Give back the data in full. Leave nothing out.

....
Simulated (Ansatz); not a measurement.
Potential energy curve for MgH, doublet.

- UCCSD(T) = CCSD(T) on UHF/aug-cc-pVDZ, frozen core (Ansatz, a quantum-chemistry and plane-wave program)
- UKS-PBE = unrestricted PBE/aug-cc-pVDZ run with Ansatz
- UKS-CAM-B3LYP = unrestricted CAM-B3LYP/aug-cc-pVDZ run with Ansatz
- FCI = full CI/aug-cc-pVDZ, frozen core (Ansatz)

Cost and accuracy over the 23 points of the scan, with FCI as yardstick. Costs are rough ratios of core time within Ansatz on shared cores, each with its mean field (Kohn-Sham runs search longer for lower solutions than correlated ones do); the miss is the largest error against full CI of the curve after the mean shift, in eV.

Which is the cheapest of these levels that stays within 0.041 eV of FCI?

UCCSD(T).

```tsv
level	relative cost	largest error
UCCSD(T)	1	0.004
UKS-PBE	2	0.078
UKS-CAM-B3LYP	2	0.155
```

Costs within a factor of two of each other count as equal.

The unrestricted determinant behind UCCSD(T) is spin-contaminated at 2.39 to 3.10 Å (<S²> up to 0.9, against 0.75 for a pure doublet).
....

ANSWER SECTION:
Simulated (Ansatz); not a measurement.
Potential energy curve for MgH, doublet.

- UCCSD(T) = CCSD(T) on UHF/aug-cc-pVDZ, frozen core (Ansatz, a quantum-chemistry and plane-wave program)
- UKS-PBE = unrestricted PBE/aug-cc-pVDZ run with Ansatz
- UKS-CAM-B3LYP = unrestricted CAM-B3LYP/aug-cc-pVDZ run with Ansatz
- FCI = full CI/aug-cc-pVDZ, frozen core (Ansatz)

Cost and accuracy over the 23 points of the scan, with FCI as yardstick. Costs are rough ratios of core time within Ansatz on shared cores, each with its mean field (Kohn-Sham runs search longer for lower solutions than correlated ones do); the miss is the largest error against full CI of the curve after the mean shift, in eV.

Which is the cheapest of these levels that stays within 0.041 eV of FCI?

UCCSD(T).

```tsv
level	relative cost	largest error
UCCSD(T)	1	0.004
UKS-PBE	2	0.078
UKS-CAM-B3LYP	2	0.155
```

Costs within a factor of two of each other count as equal.

The unrestricted determinant behind UCCSD(T) is spin-contaminated at 2.39 to 3.10 Å (<S²> up to 0.9, against 0.75 for a pure doublet).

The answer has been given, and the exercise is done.